#### Brief:
Please quote exactly the opening lines of the data, from the first line to the one where "(1) I4/mmm (No. 139)." appears.

#### Supplied records:
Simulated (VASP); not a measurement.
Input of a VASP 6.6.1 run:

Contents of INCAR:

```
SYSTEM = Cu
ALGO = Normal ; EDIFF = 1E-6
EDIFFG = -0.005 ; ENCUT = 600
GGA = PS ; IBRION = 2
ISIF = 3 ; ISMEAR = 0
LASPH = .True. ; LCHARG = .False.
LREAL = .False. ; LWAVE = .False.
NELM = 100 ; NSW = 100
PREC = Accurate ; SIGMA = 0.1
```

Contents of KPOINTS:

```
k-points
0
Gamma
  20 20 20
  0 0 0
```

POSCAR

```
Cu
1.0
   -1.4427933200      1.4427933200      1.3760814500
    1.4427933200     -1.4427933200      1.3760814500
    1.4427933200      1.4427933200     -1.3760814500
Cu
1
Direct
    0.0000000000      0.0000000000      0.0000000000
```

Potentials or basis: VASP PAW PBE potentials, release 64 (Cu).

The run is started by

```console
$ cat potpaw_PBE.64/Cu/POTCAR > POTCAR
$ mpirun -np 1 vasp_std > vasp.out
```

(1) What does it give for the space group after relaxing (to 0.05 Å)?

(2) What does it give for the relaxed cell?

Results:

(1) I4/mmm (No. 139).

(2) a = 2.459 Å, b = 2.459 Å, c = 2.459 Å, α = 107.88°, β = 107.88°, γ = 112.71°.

#### Response box:
Simulated (VASP); not a measurement.
Input of a VASP 6.6.1 run:

Contents of INCAR:

```
SYSTEM = Cu
ALGO = Normal ; EDIFF = 1E-6
EDIFFG = -0.005 ; ENCUT = 600
GGA = PS ; IBRION = 2
ISIF = 3 ; ISMEAR = 0
LASPH = .True. ; LCHARG = .False.
LREAL = .False. ; LWAVE = .False.
NELM = 100 ; NSW = 100
PREC = Accurate ; SIGMA = 0.1
```

Contents of KPOINTS:

```
k-points
0
Gamma
  20 20 20
  0 0 0
```

POSCAR

```
Cu
1.0
   -1.4427933200      1.4427933200      1.3760814500
    1.4427933200     -1.4427933200      1.3760814500
    1.4427933200      1.4427933200     -1.3760814500
Cu
1
Direct
    0.0000000000      0.0000000000      0.0000000000
```

Potentials or basis: VASP PAW PBE potentials, release 64 (Cu).

The run is started by

```console
$ cat potpaw_PBE.64/Cu/POTCAR > POTCAR
$ mpirun -np 1 vasp_std > vasp.out
```

(1) What does it give for the space group after relaxing (to 0.05 Å)?

(2) What does it give for the relaxed cell?

Results:

(1) I4/mmm (No. 139).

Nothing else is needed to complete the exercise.